#### Task item
A faithful, complete transcription of the listing is required.

==== Study material ====
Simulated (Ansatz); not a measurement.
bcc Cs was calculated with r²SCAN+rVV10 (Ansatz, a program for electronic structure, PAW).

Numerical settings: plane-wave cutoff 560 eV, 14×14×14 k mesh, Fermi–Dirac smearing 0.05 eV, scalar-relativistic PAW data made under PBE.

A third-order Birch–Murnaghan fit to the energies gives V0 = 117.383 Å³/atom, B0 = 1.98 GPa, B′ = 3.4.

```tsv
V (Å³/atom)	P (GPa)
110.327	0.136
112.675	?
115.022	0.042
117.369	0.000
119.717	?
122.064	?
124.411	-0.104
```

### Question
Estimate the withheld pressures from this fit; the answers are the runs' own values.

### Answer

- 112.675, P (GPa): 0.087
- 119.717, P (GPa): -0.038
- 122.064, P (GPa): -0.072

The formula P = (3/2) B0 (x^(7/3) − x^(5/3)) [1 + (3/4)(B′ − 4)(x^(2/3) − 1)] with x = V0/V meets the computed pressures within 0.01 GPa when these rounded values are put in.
====

#### Your solution
Simulated (Ansatz); not a measurement.
bcc Cs was calculated with r²SCAN+rVV10 (Ansatz, a program for electronic structure, PAW).

Numerical settings: plane-wave cutoff 560 eV, 14×14×14 k mesh, Fermi–Dirac smearing 0.05 eV, scalar-relativistic PAW data made under PBE.

A third-order Birch–Murnaghan fit to the energies gives V0 = 117.383 Å³/atom, B0 = 1.98 GPa, B′ = 3.4.

```tsv
V (Å³/atom)	P (GPa)
110.327	0.136
112.675	?
115.022	0.042
117.369	0.000
119.717	?
122.064	?
124.411	-0.104
```

### Question
Estimate the withheld pressures from this fit; the answers are the runs' own values.

### Answer

- 112.675, P (GPa): 0.087
- 119.717, P (GPa): -0.038
- 122.064, P (GPa): -0.072

The formula P = (3/2) B0 (x^(7/3) − x^(5/3)) [1 + (3/4)(B′ − 4)(x^(2/3) − 1)] with x = V0/V meets the computed pressures within 0.01 GPa when these rounded values are put in.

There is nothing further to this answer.